DATA FOR ANALYSIS:
####################

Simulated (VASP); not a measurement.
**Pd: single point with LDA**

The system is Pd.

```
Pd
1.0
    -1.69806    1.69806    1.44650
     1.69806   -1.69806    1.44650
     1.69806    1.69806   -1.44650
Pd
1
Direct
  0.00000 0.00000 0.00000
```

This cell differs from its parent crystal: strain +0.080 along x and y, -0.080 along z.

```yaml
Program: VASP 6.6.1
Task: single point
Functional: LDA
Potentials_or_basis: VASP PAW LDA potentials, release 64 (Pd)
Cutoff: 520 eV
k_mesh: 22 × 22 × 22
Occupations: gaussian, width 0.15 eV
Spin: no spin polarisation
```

####################

ACTIVITY: Using the listing above, print every entry exactly.

ANSWER AREA:
Simulated (VASP); not a measurement.
**Pd: single point with LDA**

The system is Pd.

```
Pd
1.0
    -1.69806    1.69806    1.44650
     1.69806   -1.69806    1.44650
     1.69806    1.69806   -1.44650
Pd
1
Direct
  0.00000 0.00000 0.00000
```

This cell differs from its parent crystal: strain +0.080 along x and y, -0.080 along z.

```yaml
Program: VASP 6.6.1
Task: single point
Functional: LDA
Potentials_or_basis: VASP PAW LDA potentials, release 64 (Pd)
Cutoff: 520 eV
k_mesh: 22 × 22 × 22
Occupations: gaussian, width 0.15 eV
Spin: no spin polarisation
```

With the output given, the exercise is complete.